# # # # #

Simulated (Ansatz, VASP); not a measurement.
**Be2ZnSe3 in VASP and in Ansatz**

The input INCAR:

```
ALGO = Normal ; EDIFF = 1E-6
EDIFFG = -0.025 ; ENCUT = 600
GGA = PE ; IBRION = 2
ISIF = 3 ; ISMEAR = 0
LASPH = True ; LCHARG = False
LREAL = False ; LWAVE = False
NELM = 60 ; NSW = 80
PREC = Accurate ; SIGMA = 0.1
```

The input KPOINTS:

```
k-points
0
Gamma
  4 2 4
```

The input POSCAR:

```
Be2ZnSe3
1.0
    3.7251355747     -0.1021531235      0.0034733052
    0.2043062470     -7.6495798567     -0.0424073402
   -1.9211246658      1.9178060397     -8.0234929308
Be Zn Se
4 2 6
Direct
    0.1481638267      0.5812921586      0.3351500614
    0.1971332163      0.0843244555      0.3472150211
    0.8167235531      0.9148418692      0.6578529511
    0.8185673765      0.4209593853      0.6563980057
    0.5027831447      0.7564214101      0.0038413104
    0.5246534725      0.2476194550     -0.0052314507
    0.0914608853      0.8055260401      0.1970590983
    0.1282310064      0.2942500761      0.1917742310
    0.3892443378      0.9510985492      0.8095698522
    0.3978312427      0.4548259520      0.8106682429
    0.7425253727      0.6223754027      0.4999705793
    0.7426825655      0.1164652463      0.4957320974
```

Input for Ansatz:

# # # # #

- **Brief**: The task calls for each record to be returned verbatim.

- **Written reply**:
Simulated (Ansatz, VASP); not a measurement.
**Be2ZnSe3 in VASP and in Ansatz**

The input INCAR:

```
ALGO = Normal ; EDIFF = 1E-6
EDIFFG = -0.025 ; ENCUT = 600
GGA = PE ; IBRION = 2
ISIF = 3 ; ISMEAR = 0
LASPH = True ; LCHARG = False
LREAL = False ; LWAVE = False
NELM = 60 ; NSW = 80
PREC = Accurate ; SIGMA = 0.1
```

The input KPOINTS:

```
k-points
0
Gamma
  4 2 4
```

The input POSCAR:

```
Be2ZnSe3
1.0
    3.7251355747     -0.1021531235      0.0034733052
    0.2043062470     -7.6495798567     -0.0424073402
   -1.9211246658      1.9178060397     -8.0234929308
Be Zn Se
4 2 6
Direct
    0.1481638267      0.5812921586      0.3351500614
    0.1971332163      0.0843244555      0.3472150211
    0.8167235531      0.9148418692      0.6578529511
    0.8185673765      0.4209593853      0.6563980057
    0.5027831447      0.7564214101      0.0038413104
    0.5246534725      0.2476194550     -0.0052314507
    0.0914608853      0.8055260401      0.1970590983
    0.1282310064      0.2942500761      0.1917742310
    0.3892443378      0.9510985492      0.8095698522
    0.3978312427      0.4548259520      0.8106682429
    0.7425253727      0.6223754027      0.4999705793
    0.7426825655      0.1164652463      0.4957320974
```

Input for Ansatz:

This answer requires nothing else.